▸ Work item
Nothing in the records should differ when you write them out again.

::: Extracted data :::

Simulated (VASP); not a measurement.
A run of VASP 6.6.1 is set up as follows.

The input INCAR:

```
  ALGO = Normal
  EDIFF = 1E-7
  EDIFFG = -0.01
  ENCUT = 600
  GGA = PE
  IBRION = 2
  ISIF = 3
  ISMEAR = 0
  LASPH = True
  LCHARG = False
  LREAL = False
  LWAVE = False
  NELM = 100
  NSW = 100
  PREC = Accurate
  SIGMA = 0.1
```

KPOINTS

:::

▸ Exercise response
Simulated (VASP); not a measurement.
A run of VASP 6.6.1 is set up as follows.

The input INCAR:

```
  ALGO = Normal
  EDIFF = 1E-7
  EDIFFG = -0.01
  ENCUT = 600
  GGA = PE
  IBRION = 2
  ISIF = 3
  ISMEAR = 0
  LASPH = True
  LCHARG = False
  LREAL = False
  LWAVE = False
  NELM = 100
  NSW = 100
  PREC = Accurate
  SIGMA = 0.1
```

KPOINTS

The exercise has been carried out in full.